TASK ITEM: The answer should contain every record below, output exactly.

MATERIAL SHOWN:
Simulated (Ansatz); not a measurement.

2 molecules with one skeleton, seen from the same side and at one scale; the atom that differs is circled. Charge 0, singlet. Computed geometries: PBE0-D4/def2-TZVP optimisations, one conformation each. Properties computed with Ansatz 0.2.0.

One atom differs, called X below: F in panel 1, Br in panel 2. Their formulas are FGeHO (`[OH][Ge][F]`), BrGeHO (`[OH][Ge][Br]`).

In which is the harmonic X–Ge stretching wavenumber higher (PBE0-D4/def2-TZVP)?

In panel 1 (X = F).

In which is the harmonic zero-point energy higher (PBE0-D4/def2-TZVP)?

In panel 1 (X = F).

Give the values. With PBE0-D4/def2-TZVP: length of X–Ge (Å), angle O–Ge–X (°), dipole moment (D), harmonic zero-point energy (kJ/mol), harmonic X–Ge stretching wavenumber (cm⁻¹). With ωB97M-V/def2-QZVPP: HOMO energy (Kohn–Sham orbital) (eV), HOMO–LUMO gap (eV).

EXERCISE OUTPUT:
Simulated (Ansatz); not a measurement.

2 molecules with one skeleton, seen from the same side and at one scale; the atom that differs is circled. Charge 0, singlet. Computed geometries: PBE0-D4/def2-TZVP optimisations, one conformation each. Properties computed with Ansatz 0.2.0.

One atom differs, called X below: F in panel 1, Br in panel 2. Their formulas are FGeHO (`[OH][Ge][F]`), BrGeHO (`[OH][Ge][Br]`).

In which is the harmonic X–Ge stretching wavenumber higher (PBE0-D4/def2-TZVP)?

In panel 1 (X = F).

In which is the harmonic zero-point energy higher (PBE0-D4/def2-TZVP)?

In panel 1 (X = F).

Give the values. With PBE0-D4/def2-TZVP: length of X–Ge (Å), angle O–Ge–X (°), dipole moment (D), harmonic zero-point energy (kJ/mol), harmonic X–Ge stretching wavenumber (cm⁻¹). With ωB97M-V/def2-QZVPP: HOMO energy (Kohn–Sham orbital) (eV), HOMO–LUMO gap (eV).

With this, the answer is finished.